DATASET CONTENT START
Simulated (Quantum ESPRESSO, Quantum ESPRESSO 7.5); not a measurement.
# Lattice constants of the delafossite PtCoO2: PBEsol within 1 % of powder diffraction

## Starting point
DATASET CONTENT END

The listing above is to be restated word for word.

Simulated (Quantum ESPRESSO, Quantum ESPRESSO 7.5); not a measurement.
# Lattice constants of the delafossite PtCoO2: PBEsol within 1 % of powder diffraction

## Starting point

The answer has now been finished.